=== Section Start ===
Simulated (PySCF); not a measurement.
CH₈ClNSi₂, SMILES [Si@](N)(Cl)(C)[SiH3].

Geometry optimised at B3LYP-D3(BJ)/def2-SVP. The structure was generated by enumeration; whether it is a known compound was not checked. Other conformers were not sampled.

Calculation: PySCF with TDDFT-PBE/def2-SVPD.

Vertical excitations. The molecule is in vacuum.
=== Section End ===

Go through the data above and return every line exactly.

Simulated (PySCF); not a measurement.
CH₈ClNSi₂, SMILES [Si@](N)(Cl)(C)[SiH3].

Geometry optimised at B3LYP-D3(BJ)/def2-SVP. The structure was generated by enumeration; whether it is a known compound was not checked. Other conformers were not sampled.

Calculation: PySCF with TDDFT-PBE/def2-SVPD.

Vertical excitations. The molecule is in vacuum.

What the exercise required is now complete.